====
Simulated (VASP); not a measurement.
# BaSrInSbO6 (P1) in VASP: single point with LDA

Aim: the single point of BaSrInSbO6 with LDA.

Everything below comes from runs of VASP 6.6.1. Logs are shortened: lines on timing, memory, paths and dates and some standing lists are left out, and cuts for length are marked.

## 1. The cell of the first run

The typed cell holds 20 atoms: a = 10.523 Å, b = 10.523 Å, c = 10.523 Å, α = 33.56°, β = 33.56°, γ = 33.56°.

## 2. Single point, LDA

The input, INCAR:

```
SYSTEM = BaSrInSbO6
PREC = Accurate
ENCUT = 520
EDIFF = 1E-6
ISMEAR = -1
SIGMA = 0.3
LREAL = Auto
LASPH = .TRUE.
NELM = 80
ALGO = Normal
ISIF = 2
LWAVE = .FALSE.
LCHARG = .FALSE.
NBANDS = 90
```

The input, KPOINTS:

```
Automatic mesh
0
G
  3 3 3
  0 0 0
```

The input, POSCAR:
====

Please set down each line of the records exactly as given.

Expected answer:
Simulated (VASP); not a measurement.
# BaSrInSbO6 (P1) in VASP: single point with LDA

Aim: the single point of BaSrInSbO6 with LDA.

Everything below comes from runs of VASP 6.6.1. Logs are shortened: lines on timing, memory, paths and dates and some standing lists are left out, and cuts for length are marked.

## 1. The cell of the first run

The typed cell holds 20 atoms: a = 10.523 Å, b = 10.523 Å, c = 10.523 Å, α = 33.56°, β = 33.56°, γ = 33.56°.

## 2. Single point, LDA

The input, INCAR:

```
SYSTEM = BaSrInSbO6
PREC = Accurate
ENCUT = 520
EDIFF = 1E-6
ISMEAR = -1
SIGMA = 0.3
LREAL = Auto
LASPH = .TRUE.
NELM = 80
ALGO = Normal
ISIF = 2
LWAVE = .FALSE.
LCHARG = .FALSE.
NBANDS = 90
```

The input, KPOINTS:

```
Automatic mesh
0
G
  3 3 3
  0 0 0
```

The input, POSCAR:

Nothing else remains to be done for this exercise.